Task item => All of the entries need to be copied character for character.

---- Given data

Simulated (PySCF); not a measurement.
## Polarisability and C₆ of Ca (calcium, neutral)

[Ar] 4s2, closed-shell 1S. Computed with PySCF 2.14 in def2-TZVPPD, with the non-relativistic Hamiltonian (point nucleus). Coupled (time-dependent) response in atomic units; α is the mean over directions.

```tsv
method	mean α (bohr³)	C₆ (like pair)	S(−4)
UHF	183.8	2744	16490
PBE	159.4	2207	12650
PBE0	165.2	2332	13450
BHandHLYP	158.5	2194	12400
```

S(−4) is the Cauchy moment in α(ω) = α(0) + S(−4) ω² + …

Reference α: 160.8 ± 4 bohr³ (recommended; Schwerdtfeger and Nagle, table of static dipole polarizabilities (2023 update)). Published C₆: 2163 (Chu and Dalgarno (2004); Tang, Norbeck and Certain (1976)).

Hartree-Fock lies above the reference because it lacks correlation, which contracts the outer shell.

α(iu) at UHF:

--------

Answer section =>
Simulated (PySCF); not a measurement.
## Polarisability and C₆ of Ca (calcium, neutral)

[Ar] 4s2, closed-shell 1S. Computed with PySCF 2.14 in def2-TZVPPD, with the non-relativistic Hamiltonian (point nucleus). Coupled (time-dependent) response in atomic units; α is the mean over directions.

```tsv
method	mean α (bohr³)	C₆ (like pair)	S(−4)
UHF	183.8	2744	16490
PBE	159.4	2207	12650
PBE0	165.2	2332	13450
BHandHLYP	158.5	2194	12400
```

S(−4) is the Cauchy moment in α(ω) = α(0) + S(−4) ω² + …

Reference α: 160.8 ± 4 bohr³ (recommended; Schwerdtfeger and Nagle, table of static dipole polarizabilities (2023 update)). Published C₆: 2163 (Chu and Dalgarno (2004); Tang, Norbeck and Certain (1976)).

Hartree-Fock lies above the reference because it lacks correlation, which contracts the outer shell.

α(iu) at UHF:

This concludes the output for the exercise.